*** Begin section ***
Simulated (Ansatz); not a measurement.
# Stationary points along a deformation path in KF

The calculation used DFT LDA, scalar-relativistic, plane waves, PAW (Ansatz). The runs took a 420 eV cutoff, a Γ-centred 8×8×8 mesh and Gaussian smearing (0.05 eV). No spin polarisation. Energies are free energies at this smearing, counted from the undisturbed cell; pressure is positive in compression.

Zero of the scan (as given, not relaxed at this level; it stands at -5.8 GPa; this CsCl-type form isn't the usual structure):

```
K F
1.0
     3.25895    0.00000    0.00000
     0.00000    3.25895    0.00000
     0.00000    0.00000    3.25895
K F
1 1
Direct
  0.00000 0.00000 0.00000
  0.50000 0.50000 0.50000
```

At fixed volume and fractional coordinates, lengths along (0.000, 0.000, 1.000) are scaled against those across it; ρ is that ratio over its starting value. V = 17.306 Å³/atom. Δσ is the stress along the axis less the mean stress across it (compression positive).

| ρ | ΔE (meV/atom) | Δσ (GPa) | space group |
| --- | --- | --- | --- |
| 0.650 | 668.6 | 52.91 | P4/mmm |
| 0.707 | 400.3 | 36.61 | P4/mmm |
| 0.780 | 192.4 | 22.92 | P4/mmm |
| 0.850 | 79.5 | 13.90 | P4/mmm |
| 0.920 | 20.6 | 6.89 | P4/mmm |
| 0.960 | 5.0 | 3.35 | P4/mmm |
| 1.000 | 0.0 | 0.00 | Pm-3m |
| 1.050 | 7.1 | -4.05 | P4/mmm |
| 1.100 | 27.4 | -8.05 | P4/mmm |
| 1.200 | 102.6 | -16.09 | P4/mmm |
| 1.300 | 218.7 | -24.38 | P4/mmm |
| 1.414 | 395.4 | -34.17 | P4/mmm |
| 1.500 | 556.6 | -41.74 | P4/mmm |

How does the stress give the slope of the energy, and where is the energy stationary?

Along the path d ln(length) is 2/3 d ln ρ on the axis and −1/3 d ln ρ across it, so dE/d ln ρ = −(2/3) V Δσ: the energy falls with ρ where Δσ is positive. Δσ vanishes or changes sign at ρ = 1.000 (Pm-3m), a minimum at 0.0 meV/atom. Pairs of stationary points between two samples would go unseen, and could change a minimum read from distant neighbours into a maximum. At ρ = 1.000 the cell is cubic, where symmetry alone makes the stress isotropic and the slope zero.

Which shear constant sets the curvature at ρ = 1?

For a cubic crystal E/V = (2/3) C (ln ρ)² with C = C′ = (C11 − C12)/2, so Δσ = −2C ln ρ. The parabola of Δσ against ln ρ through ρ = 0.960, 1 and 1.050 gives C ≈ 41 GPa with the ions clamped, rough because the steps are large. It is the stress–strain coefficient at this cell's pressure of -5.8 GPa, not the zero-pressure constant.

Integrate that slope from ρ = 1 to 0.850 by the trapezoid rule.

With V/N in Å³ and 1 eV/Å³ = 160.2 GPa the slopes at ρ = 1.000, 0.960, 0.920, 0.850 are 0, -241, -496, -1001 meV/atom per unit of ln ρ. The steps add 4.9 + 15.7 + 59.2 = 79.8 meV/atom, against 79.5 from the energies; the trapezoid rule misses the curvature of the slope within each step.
*** End section ***

» **Assigned task**: The lines of the data, from the first through the one containing "The calculation used", are to be transcribed exactly.

» **Reply**:
Simulated (Ansatz); not a measurement.
# Stationary points along a deformation path in KF

The calculation used DFT LDA, scalar-relativistic, plane waves, PAW (Ansatz). The runs took a 420 eV cutoff, a Γ-centred 8×8×8 mesh and Gaussian smearing (0.05 eV). No spin polarisation. Energies are free energies at this smearing, counted from the undisturbed cell; pressure is positive in compression.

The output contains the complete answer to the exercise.